» WORK ORDER: In the entries that follow, the lines from the one with "μB per cell |" through the one with "Wall time 110" are the ones to write out, exactly and with both ends included. Nothing else should appear.

» RECORD EXCERPTS:
◆ ◆ ◆

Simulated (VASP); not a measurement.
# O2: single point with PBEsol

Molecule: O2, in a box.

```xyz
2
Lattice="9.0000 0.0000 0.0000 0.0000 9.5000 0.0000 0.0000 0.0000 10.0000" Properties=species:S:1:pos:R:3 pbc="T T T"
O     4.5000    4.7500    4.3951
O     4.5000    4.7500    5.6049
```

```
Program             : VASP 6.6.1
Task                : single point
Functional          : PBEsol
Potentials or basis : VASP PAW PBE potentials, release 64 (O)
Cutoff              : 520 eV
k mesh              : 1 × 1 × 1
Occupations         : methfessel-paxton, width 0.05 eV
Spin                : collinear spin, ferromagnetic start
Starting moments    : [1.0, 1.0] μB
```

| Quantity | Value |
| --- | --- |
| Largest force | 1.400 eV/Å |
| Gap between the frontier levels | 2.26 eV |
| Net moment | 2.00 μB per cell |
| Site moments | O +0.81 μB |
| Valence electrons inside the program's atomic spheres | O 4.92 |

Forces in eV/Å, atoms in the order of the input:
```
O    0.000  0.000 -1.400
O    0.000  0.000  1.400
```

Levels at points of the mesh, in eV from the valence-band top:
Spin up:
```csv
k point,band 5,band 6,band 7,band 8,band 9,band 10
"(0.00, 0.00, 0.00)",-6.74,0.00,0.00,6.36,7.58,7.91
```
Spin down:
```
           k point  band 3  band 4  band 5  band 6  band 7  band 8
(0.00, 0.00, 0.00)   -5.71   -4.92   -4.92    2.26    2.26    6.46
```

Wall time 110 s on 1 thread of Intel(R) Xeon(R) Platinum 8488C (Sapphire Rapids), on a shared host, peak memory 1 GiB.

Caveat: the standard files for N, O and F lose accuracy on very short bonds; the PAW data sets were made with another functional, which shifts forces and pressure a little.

◆ ◆ ◆

» RESPONSE:
| Net moment | 2.00 μB per cell |
| Site moments | O +0.81 μB |
| Valence electrons inside the program's atomic spheres | O 4.92 |

Forces in eV/Å, atoms in the order of the input:
```
O    0.000  0.000 -1.400
O    0.000  0.000  1.400
```

Levels at points of the mesh, in eV from the valence-band top:
Spin up:
```csv
k point,band 5,band 6,band 7,band 8,band 9,band 10
"(0.00, 0.00, 0.00)",-6.74,0.00,0.00,6.36,7.58,7.91
```
Spin down:
```
           k point  band 3  band 4  band 5  band 6  band 7  band 8
(0.00, 0.00, 0.00)   -5.71   -4.92   -4.92    2.26    2.26    6.46
```

Wall time 110 s on 1 thread of Intel(R) Xeon(R) Platinum 8488C (Sapphire Rapids), on a shared host, peak memory 1 GiB.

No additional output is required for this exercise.